Extracted material
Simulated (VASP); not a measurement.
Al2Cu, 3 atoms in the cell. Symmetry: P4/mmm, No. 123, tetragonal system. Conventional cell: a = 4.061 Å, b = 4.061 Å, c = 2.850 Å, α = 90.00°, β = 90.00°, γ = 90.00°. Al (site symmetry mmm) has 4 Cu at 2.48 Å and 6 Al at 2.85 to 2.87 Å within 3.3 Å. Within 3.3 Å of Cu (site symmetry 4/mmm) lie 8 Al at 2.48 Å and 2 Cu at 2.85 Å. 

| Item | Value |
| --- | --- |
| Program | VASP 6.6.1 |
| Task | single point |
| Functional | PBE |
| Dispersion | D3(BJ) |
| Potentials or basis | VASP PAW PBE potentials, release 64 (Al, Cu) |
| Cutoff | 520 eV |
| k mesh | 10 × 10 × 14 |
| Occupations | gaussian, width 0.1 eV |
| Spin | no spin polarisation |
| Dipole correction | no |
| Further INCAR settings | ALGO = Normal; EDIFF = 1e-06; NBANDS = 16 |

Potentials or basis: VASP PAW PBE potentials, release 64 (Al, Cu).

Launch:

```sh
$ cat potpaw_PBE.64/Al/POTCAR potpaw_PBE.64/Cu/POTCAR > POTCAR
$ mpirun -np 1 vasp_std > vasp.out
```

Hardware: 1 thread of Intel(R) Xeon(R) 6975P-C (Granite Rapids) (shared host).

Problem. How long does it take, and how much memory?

Assignment
Your task is to set down again, exactly, every line from the beginning of the listing through the line with "VASP 6.6.1 |".

Expected answer
Simulated (VASP); not a measurement.
Al2Cu, 3 atoms in the cell. Symmetry: P4/mmm, No. 123, tetragonal system. Conventional cell: a = 4.061 Å, b = 4.061 Å, c = 2.850 Å, α = 90.00°, β = 90.00°, γ = 90.00°. Al (site symmetry mmm) has 4 Cu at 2.48 Å and 6 Al at 2.85 to 2.87 Å within 3.3 Å. Within 3.3 Å of Cu (site symmetry 4/mmm) lie 8 Al at 2.48 Å and 2 Cu at 2.85 Å. 

| Item | Value |
| --- | --- |
| Program | VASP 6.6.1 |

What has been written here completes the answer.